Exercise:
Write out the data below exactly, beginning with the first line and ending once the line that has "(1) Reduced mass" is written.

---------- Data for review

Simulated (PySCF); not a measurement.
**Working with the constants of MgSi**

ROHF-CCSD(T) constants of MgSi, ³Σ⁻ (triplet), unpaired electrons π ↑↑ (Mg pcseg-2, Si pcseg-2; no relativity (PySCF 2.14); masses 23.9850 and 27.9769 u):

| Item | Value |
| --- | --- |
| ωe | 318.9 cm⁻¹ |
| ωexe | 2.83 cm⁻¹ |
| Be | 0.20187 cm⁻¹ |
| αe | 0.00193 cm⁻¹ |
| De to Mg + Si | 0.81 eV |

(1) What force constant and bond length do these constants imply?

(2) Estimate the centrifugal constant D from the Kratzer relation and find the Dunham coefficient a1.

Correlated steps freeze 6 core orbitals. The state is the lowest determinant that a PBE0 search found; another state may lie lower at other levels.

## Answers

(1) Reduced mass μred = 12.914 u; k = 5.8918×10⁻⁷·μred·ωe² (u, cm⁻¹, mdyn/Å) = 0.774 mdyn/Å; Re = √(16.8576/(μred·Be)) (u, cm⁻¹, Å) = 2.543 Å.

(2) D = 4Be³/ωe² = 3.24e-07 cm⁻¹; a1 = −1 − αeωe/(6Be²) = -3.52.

--------------------

Exercise response:
Simulated (PySCF); not a measurement.
**Working with the constants of MgSi**

ROHF-CCSD(T) constants of MgSi, ³Σ⁻ (triplet), unpaired electrons π ↑↑ (Mg pcseg-2, Si pcseg-2; no relativity (PySCF 2.14); masses 23.9850 and 27.9769 u):

| Item | Value |
| --- | --- |
| ωe | 318.9 cm⁻¹ |
| ωexe | 2.83 cm⁻¹ |
| Be | 0.20187 cm⁻¹ |
| αe | 0.00193 cm⁻¹ |
| De to Mg + Si | 0.81 eV |

(1) What force constant and bond length do these constants imply?

(2) Estimate the centrifugal constant D from the Kratzer relation and find the Dunham coefficient a1.

Correlated steps freeze 6 core orbitals. The state is the lowest determinant that a PBE0 search found; another state may lie lower at other levels.

## Answers

(1) Reduced mass μred = 12.914 u; k = 5.8918×10⁻⁷·μred·ωe² (u, cm⁻¹, mdyn/Å) = 0.774 mdyn/Å; Re = √(16.8576/(μred·Be)) (u, cm⁻¹, Å) = 2.543 Å.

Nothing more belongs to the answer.